== Exercise ==
What you return must be every line from the beginning of the data through the line holding "Cu +0.65, -0.65; F +0.00 μB.", unchanged.

== Given records ==
━━━━━━━━━━━━━━━━

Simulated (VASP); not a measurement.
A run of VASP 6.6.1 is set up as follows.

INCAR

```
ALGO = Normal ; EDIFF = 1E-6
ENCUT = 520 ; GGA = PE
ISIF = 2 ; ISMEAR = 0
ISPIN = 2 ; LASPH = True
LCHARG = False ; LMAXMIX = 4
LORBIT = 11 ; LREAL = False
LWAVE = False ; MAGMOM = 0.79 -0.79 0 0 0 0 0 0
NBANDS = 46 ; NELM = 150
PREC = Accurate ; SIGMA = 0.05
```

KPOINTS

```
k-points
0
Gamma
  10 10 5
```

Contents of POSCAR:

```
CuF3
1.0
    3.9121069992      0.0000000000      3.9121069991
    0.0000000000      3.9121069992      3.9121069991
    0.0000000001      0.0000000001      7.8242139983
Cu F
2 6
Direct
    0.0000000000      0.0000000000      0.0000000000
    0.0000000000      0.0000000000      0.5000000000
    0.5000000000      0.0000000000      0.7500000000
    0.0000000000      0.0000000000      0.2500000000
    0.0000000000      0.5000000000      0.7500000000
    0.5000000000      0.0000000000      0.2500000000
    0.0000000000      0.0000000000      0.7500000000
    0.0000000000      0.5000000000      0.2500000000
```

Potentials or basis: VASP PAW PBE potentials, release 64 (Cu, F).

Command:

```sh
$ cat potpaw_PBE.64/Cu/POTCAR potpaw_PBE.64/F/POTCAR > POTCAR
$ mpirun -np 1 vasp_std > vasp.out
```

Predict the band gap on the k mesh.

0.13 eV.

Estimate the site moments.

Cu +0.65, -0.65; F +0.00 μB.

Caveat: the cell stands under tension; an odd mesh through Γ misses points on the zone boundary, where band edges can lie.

━━━━━━━━━━━━━━━━

== Task output ==
Simulated (VASP); not a measurement.
A run of VASP 6.6.1 is set up as follows.

INCAR

```
ALGO = Normal ; EDIFF = 1E-6
ENCUT = 520 ; GGA = PE
ISIF = 2 ; ISMEAR = 0
ISPIN = 2 ; LASPH = True
LCHARG = False ; LMAXMIX = 4
LORBIT = 11 ; LREAL = False
LWAVE = False ; MAGMOM = 0.79 -0.79 0 0 0 0 0 0
NBANDS = 46 ; NELM = 150
PREC = Accurate ; SIGMA = 0.05
```

KPOINTS

```
k-points
0
Gamma
  10 10 5
```

Contents of POSCAR:

```
CuF3
1.0
    3.9121069992      0.0000000000      3.9121069991
    0.0000000000      3.9121069992      3.9121069991
    0.0000000001      0.0000000001      7.8242139983
Cu F
2 6
Direct
    0.0000000000      0.0000000000      0.0000000000
    0.0000000000      0.0000000000      0.5000000000
    0.5000000000      0.0000000000      0.7500000000
    0.0000000000      0.0000000000      0.2500000000
    0.0000000000      0.5000000000      0.7500000000
    0.5000000000      0.0000000000      0.2500000000
    0.0000000000      0.0000000000      0.7500000000
    0.0000000000      0.5000000000      0.2500000000
```

Potentials or basis: VASP PAW PBE potentials, release 64 (Cu, F).

Command:

```sh
$ cat potpaw_PBE.64/Cu/POTCAR potpaw_PBE.64/F/POTCAR > POTCAR
$ mpirun -np 1 vasp_std > vasp.out
```

Predict the band gap on the k mesh.

0.13 eV.

Estimate the site moments.

Cu +0.65, -0.65; F +0.00 μB.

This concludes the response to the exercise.